With every mark kept, transcribe all of the records.

-- Record extracts follows --

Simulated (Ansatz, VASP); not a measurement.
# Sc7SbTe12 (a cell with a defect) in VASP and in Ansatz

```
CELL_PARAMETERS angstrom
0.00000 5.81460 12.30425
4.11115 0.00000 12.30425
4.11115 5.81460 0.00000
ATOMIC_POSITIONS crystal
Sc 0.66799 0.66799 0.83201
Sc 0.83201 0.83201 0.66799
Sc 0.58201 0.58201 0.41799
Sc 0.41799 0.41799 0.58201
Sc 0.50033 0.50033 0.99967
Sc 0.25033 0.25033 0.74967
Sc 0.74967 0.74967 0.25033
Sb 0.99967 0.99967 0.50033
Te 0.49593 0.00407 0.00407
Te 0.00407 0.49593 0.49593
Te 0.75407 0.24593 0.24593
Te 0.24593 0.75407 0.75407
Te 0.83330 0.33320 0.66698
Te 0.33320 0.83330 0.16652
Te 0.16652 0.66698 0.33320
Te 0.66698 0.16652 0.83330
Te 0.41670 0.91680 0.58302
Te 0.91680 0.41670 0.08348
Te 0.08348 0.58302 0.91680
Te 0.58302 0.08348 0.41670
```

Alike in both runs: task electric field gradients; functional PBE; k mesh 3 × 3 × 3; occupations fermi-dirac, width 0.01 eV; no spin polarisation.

-- Record extracts concluded --

Your solution
Simulated (Ansatz, VASP); not a measurement.
# Sc7SbTe12 (a cell with a defect) in VASP and in Ansatz

```
CELL_PARAMETERS angstrom
0.00000 5.81460 12.30425
4.11115 0.00000 12.30425
4.11115 5.81460 0.00000
ATOMIC_POSITIONS crystal
Sc 0.66799 0.66799 0.83201
Sc 0.83201 0.83201 0.66799
Sc 0.58201 0.58201 0.41799
Sc 0.41799 0.41799 0.58201
Sc 0.50033 0.50033 0.99967
Sc 0.25033 0.25033 0.74967
Sc 0.74967 0.74967 0.25033
Sb 0.99967 0.99967 0.50033
Te 0.49593 0.00407 0.00407
Te 0.00407 0.49593 0.49593
Te 0.75407 0.24593 0.24593
Te 0.24593 0.75407 0.75407
Te 0.83330 0.33320 0.66698
Te 0.33320 0.83330 0.16652
Te 0.16652 0.66698 0.33320
Te 0.66698 0.16652 0.83330
Te 0.41670 0.91680 0.58302
Te 0.91680 0.41670 0.08348
Te 0.08348 0.58302 0.91680
Te 0.58302 0.08348 0.41670
```

Alike in both runs: task electric field gradients; functional PBE; k mesh 3 × 3 × 3; occupations fermi-dirac, width 0.01 eV; no spin polarisation.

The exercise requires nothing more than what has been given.